## Activity
Word for word, transcribe the material below from its first line to the line with "Wall time 26", both included.

*** Opening Data excerpts ***
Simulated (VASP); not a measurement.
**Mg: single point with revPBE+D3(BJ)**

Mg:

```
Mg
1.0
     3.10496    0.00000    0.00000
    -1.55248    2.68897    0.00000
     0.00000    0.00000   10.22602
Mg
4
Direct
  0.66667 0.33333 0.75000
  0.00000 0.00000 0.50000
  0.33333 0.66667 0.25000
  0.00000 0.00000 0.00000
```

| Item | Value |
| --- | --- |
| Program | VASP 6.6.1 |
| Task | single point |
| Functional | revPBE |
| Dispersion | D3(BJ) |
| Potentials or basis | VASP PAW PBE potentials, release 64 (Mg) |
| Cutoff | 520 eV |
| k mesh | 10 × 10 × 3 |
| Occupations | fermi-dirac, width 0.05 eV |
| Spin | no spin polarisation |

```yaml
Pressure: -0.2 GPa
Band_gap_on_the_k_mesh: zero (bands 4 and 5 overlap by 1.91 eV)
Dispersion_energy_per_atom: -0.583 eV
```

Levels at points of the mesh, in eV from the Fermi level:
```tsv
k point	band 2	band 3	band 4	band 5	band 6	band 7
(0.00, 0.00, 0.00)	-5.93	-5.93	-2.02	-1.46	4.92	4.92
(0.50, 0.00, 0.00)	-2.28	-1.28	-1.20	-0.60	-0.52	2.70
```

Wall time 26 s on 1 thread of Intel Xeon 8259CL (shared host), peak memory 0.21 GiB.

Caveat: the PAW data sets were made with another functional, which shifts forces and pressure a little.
*** Closing Data excerpts ***

## Response
Simulated (VASP); not a measurement.
**Mg: single point with revPBE+D3(BJ)**

Mg:

```
Mg
1.0
     3.10496    0.00000    0.00000
    -1.55248    2.68897    0.00000
     0.00000    0.00000   10.22602
Mg
4
Direct
  0.66667 0.33333 0.75000
  0.00000 0.00000 0.50000
  0.33333 0.66667 0.25000
  0.00000 0.00000 0.00000
```

| Item | Value |
| --- | --- |
| Program | VASP 6.6.1 |
| Task | single point |
| Functional | revPBE |
| Dispersion | D3(BJ) |
| Potentials or basis | VASP PAW PBE potentials, release 64 (Mg) |
| Cutoff | 520 eV |
| k mesh | 10 × 10 × 3 |
| Occupations | fermi-dirac, width 0.05 eV |
| Spin | no spin polarisation |

```yaml
Pressure: -0.2 GPa
Band_gap_on_the_k_mesh: zero (bands 4 and 5 overlap by 1.91 eV)
Dispersion_energy_per_atom: -0.583 eV
```

Levels at points of the mesh, in eV from the Fermi level:
```tsv
k point	band 2	band 3	band 4	band 5	band 6	band 7
(0.00, 0.00, 0.00)	-5.93	-5.93	-2.02	-1.46	4.92	4.92
(0.50, 0.00, 0.00)	-2.28	-1.28	-1.20	-0.60	-0.52	2.70
```

Wall time 26 s on 1 thread of Intel Xeon 8259CL (shared host), peak memory 0.21 GiB.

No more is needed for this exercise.